Lines below starting with the line with "Task: The run" and going on through the line with "Caveats: the cell" must be output exactly; the rest of the records must be left out.

————————
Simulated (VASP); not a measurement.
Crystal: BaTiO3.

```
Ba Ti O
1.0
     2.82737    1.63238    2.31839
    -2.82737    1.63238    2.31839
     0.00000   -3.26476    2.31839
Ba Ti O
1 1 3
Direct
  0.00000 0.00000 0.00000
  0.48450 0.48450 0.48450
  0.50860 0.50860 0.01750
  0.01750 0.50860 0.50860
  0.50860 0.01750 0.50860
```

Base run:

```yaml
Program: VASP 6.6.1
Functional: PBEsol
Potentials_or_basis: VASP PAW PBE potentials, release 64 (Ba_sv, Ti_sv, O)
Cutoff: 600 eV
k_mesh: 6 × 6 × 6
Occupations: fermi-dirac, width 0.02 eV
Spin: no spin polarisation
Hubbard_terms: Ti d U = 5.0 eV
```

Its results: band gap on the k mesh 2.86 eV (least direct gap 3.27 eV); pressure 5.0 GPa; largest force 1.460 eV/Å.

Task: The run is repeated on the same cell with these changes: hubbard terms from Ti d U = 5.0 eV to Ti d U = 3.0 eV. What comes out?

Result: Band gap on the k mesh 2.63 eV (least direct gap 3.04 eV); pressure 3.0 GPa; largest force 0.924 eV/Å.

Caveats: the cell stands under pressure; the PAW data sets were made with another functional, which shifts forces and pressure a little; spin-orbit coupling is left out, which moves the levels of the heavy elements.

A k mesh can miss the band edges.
————————

Worked solution:
Task: The run is repeated on the same cell with these changes: hubbard terms from Ti d U = 5.0 eV to Ti d U = 3.0 eV. What comes out?

Result: Band gap on the k mesh 2.63 eV (least direct gap 3.04 eV); pressure 3.0 GPa; largest force 0.924 eV/Å.

Caveats: the cell stands under pressure; the PAW data sets were made with another functional, which shifts forces and pressure a little; spin-orbit coupling is left out, which moves the levels of the heavy elements.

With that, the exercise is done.